RAW DATA: Begin

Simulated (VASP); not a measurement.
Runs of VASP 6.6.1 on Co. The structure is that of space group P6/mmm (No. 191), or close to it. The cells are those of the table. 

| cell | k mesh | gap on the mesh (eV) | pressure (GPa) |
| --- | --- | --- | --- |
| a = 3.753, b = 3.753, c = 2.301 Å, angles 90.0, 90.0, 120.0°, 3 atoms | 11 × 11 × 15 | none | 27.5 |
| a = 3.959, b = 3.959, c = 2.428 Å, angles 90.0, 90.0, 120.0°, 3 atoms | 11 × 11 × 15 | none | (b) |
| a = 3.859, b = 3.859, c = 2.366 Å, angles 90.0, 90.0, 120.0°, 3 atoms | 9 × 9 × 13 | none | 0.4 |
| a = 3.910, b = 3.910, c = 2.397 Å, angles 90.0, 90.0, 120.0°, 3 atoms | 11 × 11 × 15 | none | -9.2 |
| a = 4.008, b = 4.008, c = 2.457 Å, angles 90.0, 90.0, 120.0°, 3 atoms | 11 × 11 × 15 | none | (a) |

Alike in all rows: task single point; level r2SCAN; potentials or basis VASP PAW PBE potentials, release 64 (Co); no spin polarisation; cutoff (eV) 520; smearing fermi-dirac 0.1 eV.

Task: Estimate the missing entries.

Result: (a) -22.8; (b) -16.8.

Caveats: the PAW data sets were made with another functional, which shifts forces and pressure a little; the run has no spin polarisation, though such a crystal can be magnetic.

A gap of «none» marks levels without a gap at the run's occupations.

RAW DATA: End

WORK TASK:
Your answer should be the lines above, from the line containing "pressure (GPa) |" up to and including the line containing "Caveats: the PAW", reproduced exactly and with nothing else.

ANSWER SPACE:
| cell | k mesh | gap on the mesh (eV) | pressure (GPa) |
| --- | --- | --- | --- |
| a = 3.753, b = 3.753, c = 2.301 Å, angles 90.0, 90.0, 120.0°, 3 atoms | 11 × 11 × 15 | none | 27.5 |
| a = 3.959, b = 3.959, c = 2.428 Å, angles 90.0, 90.0, 120.0°, 3 atoms | 11 × 11 × 15 | none | (b) |
| a = 3.859, b = 3.859, c = 2.366 Å, angles 90.0, 90.0, 120.0°, 3 atoms | 9 × 9 × 13 | none | 0.4 |
| a = 3.910, b = 3.910, c = 2.397 Å, angles 90.0, 90.0, 120.0°, 3 atoms | 11 × 11 × 15 | none | -9.2 |
| a = 4.008, b = 4.008, c = 2.457 Å, angles 90.0, 90.0, 120.0°, 3 atoms | 11 × 11 × 15 | none | (a) |

Alike in all rows: task single point; level r2SCAN; potentials or basis VASP PAW PBE potentials, release 64 (Co); no spin polarisation; cutoff (eV) 520; smearing fermi-dirac 0.1 eV.

Task: Estimate the missing entries.

Result: (a) -22.8; (b) -16.8.

Caveats: the PAW data sets were made with another functional, which shifts forces and pressure a little; the run has no spin polarisation, though such a crystal can be magnetic.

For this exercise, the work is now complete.